================================

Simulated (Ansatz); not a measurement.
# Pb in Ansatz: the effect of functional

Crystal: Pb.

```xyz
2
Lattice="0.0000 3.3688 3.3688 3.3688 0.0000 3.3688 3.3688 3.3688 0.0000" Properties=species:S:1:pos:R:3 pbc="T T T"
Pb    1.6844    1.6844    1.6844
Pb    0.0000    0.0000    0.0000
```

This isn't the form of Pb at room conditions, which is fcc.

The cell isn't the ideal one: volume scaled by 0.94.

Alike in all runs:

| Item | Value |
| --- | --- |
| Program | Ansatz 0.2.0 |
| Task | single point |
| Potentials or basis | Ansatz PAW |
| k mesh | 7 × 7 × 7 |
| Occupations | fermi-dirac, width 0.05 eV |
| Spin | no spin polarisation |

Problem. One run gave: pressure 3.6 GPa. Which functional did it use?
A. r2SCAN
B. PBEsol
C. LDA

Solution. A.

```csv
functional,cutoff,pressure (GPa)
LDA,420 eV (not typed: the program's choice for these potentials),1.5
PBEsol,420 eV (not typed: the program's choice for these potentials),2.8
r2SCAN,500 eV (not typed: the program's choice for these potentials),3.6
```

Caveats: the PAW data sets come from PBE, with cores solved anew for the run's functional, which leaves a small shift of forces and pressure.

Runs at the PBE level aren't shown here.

================================

Each line from the first line of the listing through the line containing "This isn't the" must be set down exactly; no other line belongs in the answer.

▶ _EXERCISE ANSWER_:
Simulated (Ansatz); not a measurement.
# Pb in Ansatz: the effect of functional

Crystal: Pb.

```xyz
2
Lattice="0.0000 3.3688 3.3688 3.3688 0.0000 3.3688 3.3688 3.3688 0.0000" Properties=species:S:1:pos:R:3 pbc="T T T"
Pb    1.6844    1.6844    1.6844
Pb    0.0000    0.0000    0.0000
```

This isn't the form of Pb at room conditions, which is fcc.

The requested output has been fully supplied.